_Work item_.
Give back exactly the lines from the start of the listing to the line containing "relaxation between sites.", inclusive, and nothing beyond them.

===
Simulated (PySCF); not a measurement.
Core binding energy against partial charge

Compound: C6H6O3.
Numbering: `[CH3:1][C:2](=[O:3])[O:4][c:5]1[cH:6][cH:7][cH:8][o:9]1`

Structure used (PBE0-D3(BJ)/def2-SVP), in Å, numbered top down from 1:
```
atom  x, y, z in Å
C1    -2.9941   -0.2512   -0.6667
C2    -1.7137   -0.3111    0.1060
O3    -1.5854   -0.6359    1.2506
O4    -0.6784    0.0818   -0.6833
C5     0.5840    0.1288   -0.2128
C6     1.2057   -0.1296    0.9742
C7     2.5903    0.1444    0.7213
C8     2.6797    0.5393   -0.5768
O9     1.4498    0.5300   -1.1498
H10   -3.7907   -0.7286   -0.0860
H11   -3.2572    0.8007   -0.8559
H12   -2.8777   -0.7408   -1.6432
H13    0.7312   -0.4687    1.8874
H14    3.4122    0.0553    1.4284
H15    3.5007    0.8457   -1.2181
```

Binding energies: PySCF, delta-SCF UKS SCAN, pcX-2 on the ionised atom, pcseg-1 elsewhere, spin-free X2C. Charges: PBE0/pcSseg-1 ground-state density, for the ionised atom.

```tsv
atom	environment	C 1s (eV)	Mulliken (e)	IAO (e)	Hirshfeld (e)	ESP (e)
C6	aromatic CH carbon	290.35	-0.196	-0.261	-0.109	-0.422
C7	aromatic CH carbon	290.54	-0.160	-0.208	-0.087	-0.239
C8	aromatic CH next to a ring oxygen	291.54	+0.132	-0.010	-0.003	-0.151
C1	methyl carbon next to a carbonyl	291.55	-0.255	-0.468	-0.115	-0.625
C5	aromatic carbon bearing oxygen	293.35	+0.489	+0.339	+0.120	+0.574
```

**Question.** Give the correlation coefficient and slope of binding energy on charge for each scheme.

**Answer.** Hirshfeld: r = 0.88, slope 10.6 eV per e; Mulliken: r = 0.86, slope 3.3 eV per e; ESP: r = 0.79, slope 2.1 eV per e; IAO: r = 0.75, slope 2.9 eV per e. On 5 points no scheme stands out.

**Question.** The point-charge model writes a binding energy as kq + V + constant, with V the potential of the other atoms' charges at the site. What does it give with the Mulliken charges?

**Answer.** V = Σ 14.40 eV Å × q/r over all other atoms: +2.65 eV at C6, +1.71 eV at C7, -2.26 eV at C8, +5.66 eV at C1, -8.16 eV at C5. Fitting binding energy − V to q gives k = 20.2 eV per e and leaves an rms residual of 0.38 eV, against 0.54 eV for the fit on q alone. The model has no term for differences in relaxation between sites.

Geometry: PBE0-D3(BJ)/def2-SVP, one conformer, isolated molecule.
===

_Exercise solution_.
Simulated (PySCF); not a measurement.
Core binding energy against partial charge

Compound: C6H6O3.
Numbering: `[CH3:1][C:2](=[O:3])[O:4][c:5]1[cH:6][cH:7][cH:8][o:9]1`

Structure used (PBE0-D3(BJ)/def2-SVP), in Å, numbered top down from 1:
```
atom  x, y, z in Å
C1    -2.9941   -0.2512   -0.6667
C2    -1.7137   -0.3111    0.1060
O3    -1.5854   -0.6359    1.2506
O4    -0.6784    0.0818   -0.6833
C5     0.5840    0.1288   -0.2128
C6     1.2057   -0.1296    0.9742
C7     2.5903    0.1444    0.7213
C8     2.6797    0.5393   -0.5768
O9     1.4498    0.5300   -1.1498
H10   -3.7907   -0.7286   -0.0860
H11   -3.2572    0.8007   -0.8559
H12   -2.8777   -0.7408   -1.6432
H13    0.7312   -0.4687    1.8874
H14    3.4122    0.0553    1.4284
H15    3.5007    0.8457   -1.2181
```

Binding energies: PySCF, delta-SCF UKS SCAN, pcX-2 on the ionised atom, pcseg-1 elsewhere, spin-free X2C. Charges: PBE0/pcSseg-1 ground-state density, for the ionised atom.

```tsv
atom	environment	C 1s (eV)	Mulliken (e)	IAO (e)	Hirshfeld (e)	ESP (e)
C6	aromatic CH carbon	290.35	-0.196	-0.261	-0.109	-0.422
C7	aromatic CH carbon	290.54	-0.160	-0.208	-0.087	-0.239
C8	aromatic CH next to a ring oxygen	291.54	+0.132	-0.010	-0.003	-0.151
C1	methyl carbon next to a carbonyl	291.55	-0.255	-0.468	-0.115	-0.625
C5	aromatic carbon bearing oxygen	293.35	+0.489	+0.339	+0.120	+0.574
```

**Question.** Give the correlation coefficient and slope of binding energy on charge for each scheme.

**Answer.** Hirshfeld: r = 0.88, slope 10.6 eV per e; Mulliken: r = 0.86, slope 3.3 eV per e; ESP: r = 0.79, slope 2.1 eV per e; IAO: r = 0.75, slope 2.9 eV per e. On 5 points no scheme stands out.

**Question.** The point-charge model writes a binding energy as kq + V + constant, with V the potential of the other atoms' charges at the site. What does it give with the Mulliken charges?

**Answer.** V = Σ 14.40 eV Å × q/r over all other atoms: +2.65 eV at C6, +1.71 eV at C7, -2.26 eV at C8, +5.66 eV at C1, -8.16 eV at C5. Fitting binding energy − V to q gives k = 20.2 eV per e and leaves an rms residual of 0.38 eV, against 0.54 eV for the fit on q alone. The model has no term for differences in relaxation between sites.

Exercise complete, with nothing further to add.